**Extracted data**
* * * * * * * * *

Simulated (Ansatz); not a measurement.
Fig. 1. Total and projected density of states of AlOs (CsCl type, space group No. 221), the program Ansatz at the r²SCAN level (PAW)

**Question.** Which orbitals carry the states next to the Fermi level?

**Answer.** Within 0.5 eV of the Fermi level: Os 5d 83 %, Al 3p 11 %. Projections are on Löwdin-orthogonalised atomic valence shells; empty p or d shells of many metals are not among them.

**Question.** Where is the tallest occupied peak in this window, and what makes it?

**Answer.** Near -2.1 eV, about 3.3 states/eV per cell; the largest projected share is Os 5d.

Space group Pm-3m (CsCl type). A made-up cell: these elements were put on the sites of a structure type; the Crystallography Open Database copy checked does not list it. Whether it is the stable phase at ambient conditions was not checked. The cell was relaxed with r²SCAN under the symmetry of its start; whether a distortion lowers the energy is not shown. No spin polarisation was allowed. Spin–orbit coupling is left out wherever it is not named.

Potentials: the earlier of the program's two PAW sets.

* * * * * * * * *

**Requirement**
Please print out every entry again, exactly as it reads.

**Answer space**
Simulated (Ansatz); not a measurement.
Fig. 1. Total and projected density of states of AlOs (CsCl type, space group No. 221), the program Ansatz at the r²SCAN level (PAW)

**Question.** Which orbitals carry the states next to the Fermi level?

**Answer.** Within 0.5 eV of the Fermi level: Os 5d 83 %, Al 3p 11 %. Projections are on Löwdin-orthogonalised atomic valence shells; empty p or d shells of many metals are not among them.

**Question.** Where is the tallest occupied peak in this window, and what makes it?

**Answer.** Near -2.1 eV, about 3.3 states/eV per cell; the largest projected share is Os 5d.

Space group Pm-3m (CsCl type). A made-up cell: these elements were put on the sites of a structure type; the Crystallography Open Database copy checked does not list it. Whether it is the stable phase at ambient conditions was not checked. The cell was relaxed with r²SCAN under the symmetry of its start; whether a distortion lowers the energy is not shown. No spin polarisation was allowed. Spin–orbit coupling is left out wherever it is not named.

Potentials: the earlier of the program's two PAW sets.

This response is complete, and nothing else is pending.